● **Task item**
Write out, from the entries below, exactly the lines that run between the lines holding "S3–C4 | 1.888 |" and "Question: Which arrow", inclusive, and stop there.

● **Provided data**
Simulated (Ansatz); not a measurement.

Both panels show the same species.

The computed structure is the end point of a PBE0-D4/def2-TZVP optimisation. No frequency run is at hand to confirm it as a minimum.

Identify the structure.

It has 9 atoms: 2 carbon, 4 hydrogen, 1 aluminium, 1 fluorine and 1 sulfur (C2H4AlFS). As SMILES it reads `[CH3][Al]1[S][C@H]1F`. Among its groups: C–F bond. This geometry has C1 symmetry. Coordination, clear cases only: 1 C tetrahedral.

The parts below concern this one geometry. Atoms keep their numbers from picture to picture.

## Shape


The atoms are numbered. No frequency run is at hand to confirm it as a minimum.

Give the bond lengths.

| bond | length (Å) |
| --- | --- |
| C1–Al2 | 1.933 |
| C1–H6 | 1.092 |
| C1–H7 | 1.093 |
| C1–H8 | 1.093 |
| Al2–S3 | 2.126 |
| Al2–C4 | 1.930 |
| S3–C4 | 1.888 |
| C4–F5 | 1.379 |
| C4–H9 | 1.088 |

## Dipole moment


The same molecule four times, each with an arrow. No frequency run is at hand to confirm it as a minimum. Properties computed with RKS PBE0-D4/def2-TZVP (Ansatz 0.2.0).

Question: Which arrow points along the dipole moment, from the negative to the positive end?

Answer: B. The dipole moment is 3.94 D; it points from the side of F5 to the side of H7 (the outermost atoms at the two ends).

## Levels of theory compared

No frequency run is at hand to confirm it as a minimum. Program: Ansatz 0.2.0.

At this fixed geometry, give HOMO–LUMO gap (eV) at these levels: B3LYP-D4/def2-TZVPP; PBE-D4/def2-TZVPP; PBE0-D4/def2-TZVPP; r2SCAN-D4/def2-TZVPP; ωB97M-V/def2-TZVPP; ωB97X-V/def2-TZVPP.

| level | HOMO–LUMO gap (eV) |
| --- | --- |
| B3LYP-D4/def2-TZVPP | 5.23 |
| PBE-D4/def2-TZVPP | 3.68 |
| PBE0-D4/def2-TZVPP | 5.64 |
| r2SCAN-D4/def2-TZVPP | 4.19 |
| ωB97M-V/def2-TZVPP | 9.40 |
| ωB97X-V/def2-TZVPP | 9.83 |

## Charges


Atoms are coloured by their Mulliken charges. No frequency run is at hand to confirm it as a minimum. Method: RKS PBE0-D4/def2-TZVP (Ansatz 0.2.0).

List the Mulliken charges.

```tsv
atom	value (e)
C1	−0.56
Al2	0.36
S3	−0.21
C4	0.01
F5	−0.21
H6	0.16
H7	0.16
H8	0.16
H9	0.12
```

● **Result**
| S3–C4 | 1.888 |
| C4–F5 | 1.379 |
| C4–H9 | 1.088 |

## Dipole moment


The same molecule four times, each with an arrow. No frequency run is at hand to confirm it as a minimum. Properties computed with RKS PBE0-D4/def2-TZVP (Ansatz 0.2.0).

Question: Which arrow points along the dipole moment, from the negative to the positive end?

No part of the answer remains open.